• • •

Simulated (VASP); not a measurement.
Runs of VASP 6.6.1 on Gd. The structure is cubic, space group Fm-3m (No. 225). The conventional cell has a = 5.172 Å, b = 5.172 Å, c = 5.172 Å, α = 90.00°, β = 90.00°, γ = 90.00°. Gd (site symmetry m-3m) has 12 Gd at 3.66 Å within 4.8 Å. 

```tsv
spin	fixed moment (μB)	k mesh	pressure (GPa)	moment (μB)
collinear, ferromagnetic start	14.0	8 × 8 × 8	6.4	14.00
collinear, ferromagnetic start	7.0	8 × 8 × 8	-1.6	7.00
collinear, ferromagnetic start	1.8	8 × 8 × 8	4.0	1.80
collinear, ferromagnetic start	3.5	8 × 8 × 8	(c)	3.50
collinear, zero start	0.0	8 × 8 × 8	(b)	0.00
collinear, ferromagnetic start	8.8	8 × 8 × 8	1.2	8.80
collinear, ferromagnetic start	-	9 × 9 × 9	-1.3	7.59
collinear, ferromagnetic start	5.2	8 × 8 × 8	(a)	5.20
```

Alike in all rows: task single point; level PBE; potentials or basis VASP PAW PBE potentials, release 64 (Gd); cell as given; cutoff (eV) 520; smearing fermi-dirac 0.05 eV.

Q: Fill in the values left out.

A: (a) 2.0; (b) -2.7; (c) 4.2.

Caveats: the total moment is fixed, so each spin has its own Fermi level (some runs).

• • •

* **Work request**
Every line above from the line with "Runs of VASP" to the line with "Alike in all", inclusive, must be returned exactly; no other line belongs in the reply.

* **Task response**
Runs of VASP 6.6.1 on Gd. The structure is cubic, space group Fm-3m (No. 225). The conventional cell has a = 5.172 Å, b = 5.172 Å, c = 5.172 Å, α = 90.00°, β = 90.00°, γ = 90.00°. Gd (site symmetry m-3m) has 12 Gd at 3.66 Å within 4.8 Å. 

```tsv
spin	fixed moment (μB)	k mesh	pressure (GPa)	moment (μB)
collinear, ferromagnetic start	14.0	8 × 8 × 8	6.4	14.00
collinear, ferromagnetic start	7.0	8 × 8 × 8	-1.6	7.00
collinear, ferromagnetic start	1.8	8 × 8 × 8	4.0	1.80
collinear, ferromagnetic start	3.5	8 × 8 × 8	(c)	3.50
collinear, zero start	0.0	8 × 8 × 8	(b)	0.00
collinear, ferromagnetic start	8.8	8 × 8 × 8	1.2	8.80
collinear, ferromagnetic start	-	9 × 9 × 9	-1.3	7.59
collinear, ferromagnetic start	5.2	8 × 8 × 8	(a)	5.20
```

Alike in all rows: task single point; level PBE; potentials or basis VASP PAW PBE potentials, release 64 (Gd); cell as given; cutoff (eV) 520; smearing fermi-dirac 0.05 eV.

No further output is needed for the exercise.